* ASSIGNMENT: Could you set down every record below exactly as it appears?

═════ SOURCE DATA ═════
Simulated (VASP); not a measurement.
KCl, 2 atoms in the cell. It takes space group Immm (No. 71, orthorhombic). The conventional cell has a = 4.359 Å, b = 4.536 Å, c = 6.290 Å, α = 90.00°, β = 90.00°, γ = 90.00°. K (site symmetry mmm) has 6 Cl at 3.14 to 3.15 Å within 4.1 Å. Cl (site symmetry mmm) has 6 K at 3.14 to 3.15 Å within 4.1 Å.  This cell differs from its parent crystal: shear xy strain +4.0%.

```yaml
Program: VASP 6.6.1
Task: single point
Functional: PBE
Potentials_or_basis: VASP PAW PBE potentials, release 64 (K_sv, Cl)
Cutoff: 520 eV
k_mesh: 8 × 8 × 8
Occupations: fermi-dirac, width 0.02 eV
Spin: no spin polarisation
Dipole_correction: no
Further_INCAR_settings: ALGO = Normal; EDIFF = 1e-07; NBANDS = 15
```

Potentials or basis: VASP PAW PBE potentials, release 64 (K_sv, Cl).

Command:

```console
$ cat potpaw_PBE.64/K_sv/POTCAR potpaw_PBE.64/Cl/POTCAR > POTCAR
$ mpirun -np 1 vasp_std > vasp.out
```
═════

* WORKED SOLUTION:
Simulated (VASP); not a measurement.
KCl, 2 atoms in the cell. It takes space group Immm (No. 71, orthorhombic). The conventional cell has a = 4.359 Å, b = 4.536 Å, c = 6.290 Å, α = 90.00°, β = 90.00°, γ = 90.00°. K (site symmetry mmm) has 6 Cl at 3.14 to 3.15 Å within 4.1 Å. Cl (site symmetry mmm) has 6 K at 3.14 to 3.15 Å within 4.1 Å.  This cell differs from its parent crystal: shear xy strain +4.0%.

```yaml
Program: VASP 6.6.1
Task: single point
Functional: PBE
Potentials_or_basis: VASP PAW PBE potentials, release 64 (K_sv, Cl)
Cutoff: 520 eV
k_mesh: 8 × 8 × 8
Occupations: fermi-dirac, width 0.02 eV
Spin: no spin polarisation
Dipole_correction: no
Further_INCAR_settings: ALGO = Normal; EDIFF = 1e-07; NBANDS = 15
```

Potentials or basis: VASP PAW PBE potentials, release 64 (K_sv, Cl).

Command:

```console
$ cat potpaw_PBE.64/K_sv/POTCAR potpaw_PBE.64/Cl/POTCAR > POTCAR
$ mpirun -np 1 vasp_std > vasp.out
```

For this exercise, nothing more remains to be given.